*Assignment*.
When transcribing the entries, keep each one exactly as it is.

Start of Block

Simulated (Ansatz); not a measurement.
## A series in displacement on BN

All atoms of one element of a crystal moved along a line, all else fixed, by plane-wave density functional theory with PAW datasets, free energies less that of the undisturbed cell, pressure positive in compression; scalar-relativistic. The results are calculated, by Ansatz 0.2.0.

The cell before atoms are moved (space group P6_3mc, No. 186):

End of Block

*Answer area*.
Simulated (Ansatz); not a measurement.
## A series in displacement on BN

All atoms of one element of a crystal moved along a line, all else fixed, by plane-wave density functional theory with PAW datasets, free energies less that of the undisturbed cell, pressure positive in compression; scalar-relativistic. The results are calculated, by Ansatz 0.2.0.

The cell before atoms are moved (space group P6_3mc, No. 186):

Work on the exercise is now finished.